[Opening Information provided section]

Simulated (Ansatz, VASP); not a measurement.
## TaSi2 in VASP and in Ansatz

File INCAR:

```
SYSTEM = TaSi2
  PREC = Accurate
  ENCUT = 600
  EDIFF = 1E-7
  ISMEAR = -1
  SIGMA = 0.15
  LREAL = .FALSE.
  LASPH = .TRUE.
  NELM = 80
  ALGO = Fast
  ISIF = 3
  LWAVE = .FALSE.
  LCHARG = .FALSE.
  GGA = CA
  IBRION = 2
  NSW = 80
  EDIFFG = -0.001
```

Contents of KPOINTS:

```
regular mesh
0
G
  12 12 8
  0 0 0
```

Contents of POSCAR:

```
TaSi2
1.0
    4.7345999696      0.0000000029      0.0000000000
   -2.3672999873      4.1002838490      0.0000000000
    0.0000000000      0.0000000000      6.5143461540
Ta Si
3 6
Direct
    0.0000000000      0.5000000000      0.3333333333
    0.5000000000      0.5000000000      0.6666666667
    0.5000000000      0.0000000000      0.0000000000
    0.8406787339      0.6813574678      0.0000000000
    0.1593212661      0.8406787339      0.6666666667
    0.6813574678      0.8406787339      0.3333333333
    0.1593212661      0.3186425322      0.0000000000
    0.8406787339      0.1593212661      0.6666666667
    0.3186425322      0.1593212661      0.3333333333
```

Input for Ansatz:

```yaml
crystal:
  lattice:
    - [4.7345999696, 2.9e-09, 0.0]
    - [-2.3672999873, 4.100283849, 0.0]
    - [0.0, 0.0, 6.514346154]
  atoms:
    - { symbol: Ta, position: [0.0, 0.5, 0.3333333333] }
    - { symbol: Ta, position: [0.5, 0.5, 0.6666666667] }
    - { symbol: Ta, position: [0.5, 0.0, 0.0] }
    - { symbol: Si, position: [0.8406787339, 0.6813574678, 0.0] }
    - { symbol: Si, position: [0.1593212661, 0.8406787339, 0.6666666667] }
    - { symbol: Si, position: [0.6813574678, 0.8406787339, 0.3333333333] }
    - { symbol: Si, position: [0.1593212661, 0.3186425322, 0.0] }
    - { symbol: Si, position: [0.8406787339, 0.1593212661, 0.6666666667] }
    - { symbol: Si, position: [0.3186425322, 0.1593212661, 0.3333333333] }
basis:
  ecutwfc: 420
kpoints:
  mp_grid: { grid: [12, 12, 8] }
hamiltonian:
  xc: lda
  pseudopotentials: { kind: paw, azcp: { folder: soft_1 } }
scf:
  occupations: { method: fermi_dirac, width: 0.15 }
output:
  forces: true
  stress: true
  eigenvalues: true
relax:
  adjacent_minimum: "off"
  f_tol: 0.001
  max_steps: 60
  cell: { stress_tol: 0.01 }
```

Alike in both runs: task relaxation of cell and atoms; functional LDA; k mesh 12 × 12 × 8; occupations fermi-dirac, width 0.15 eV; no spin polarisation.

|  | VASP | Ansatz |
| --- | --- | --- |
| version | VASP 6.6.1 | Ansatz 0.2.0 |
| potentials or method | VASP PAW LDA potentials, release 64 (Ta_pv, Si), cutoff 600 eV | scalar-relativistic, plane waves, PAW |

[Closing Information provided section]

**Exercise:**
Among the records above, a stretch begins at the line containing "VASP | Ansatz |" and ends at the line containing "Ansatz 0.2.0 |". Restate that stretch word for word, and nothing else.

**Task response:**
|  | VASP | Ansatz |
| --- | --- | --- |
| version | VASP 6.6.1 | Ansatz 0.2.0 |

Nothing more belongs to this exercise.